SUPPLIED RECORDS:
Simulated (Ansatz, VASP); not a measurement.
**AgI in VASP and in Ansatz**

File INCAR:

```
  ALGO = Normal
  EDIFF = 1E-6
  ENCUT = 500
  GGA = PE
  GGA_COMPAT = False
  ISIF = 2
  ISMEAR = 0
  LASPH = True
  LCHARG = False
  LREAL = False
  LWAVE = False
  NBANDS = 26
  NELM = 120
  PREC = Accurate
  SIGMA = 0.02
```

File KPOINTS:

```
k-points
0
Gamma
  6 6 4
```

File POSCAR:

ACTIVITY:
After reading through the records, retype all of them exactly.

RESPONSE BOX:
Simulated (Ansatz, VASP); not a measurement.
**AgI in VASP and in Ansatz**

File INCAR:

```
  ALGO = Normal
  EDIFF = 1E-6
  ENCUT = 500
  GGA = PE
  GGA_COMPAT = False
  ISIF = 2
  ISMEAR = 0
  LASPH = True
  LCHARG = False
  LREAL = False
  LWAVE = False
  NBANDS = 26
  NELM = 120
  PREC = Accurate
  SIGMA = 0.02
```

File KPOINTS:

```
k-points
0
Gamma
  6 6 4
```

File POSCAR:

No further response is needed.